[Opening PROVIDED DATA section]

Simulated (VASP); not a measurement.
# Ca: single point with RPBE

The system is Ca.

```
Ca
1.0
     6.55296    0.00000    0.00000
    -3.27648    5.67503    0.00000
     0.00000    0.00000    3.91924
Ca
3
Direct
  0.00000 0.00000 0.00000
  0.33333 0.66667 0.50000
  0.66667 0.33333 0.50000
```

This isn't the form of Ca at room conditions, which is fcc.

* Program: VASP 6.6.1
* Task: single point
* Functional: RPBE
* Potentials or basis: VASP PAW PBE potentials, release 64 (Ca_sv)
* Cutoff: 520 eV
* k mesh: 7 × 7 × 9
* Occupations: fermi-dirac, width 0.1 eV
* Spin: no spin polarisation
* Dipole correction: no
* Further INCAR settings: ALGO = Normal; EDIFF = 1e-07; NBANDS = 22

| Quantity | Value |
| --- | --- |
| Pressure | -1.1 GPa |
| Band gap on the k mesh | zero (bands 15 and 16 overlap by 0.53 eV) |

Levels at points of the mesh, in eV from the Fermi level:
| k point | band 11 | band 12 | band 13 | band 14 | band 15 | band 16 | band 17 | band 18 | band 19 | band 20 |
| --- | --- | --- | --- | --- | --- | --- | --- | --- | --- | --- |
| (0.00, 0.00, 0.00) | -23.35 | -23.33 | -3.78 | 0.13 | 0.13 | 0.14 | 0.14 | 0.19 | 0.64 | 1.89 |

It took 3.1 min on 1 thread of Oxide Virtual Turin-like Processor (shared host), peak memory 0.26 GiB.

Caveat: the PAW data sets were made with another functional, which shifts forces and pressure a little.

[Closing PROVIDED DATA section]

* _WORK TASK_
Taking the records above, retype every line from the one with "NBANDS = 22" down to the one with "Levels at points", exactly and with nothing else.

* _RESPONSE_
* Further INCAR settings: ALGO = Normal; EDIFF = 1e-07; NBANDS = 22

| Quantity | Value |
| --- | --- |
| Pressure | -1.1 GPa |
| Band gap on the k mesh | zero (bands 15 and 16 overlap by 0.53 eV) |

Levels at points of the mesh, in eV from the Fermi level:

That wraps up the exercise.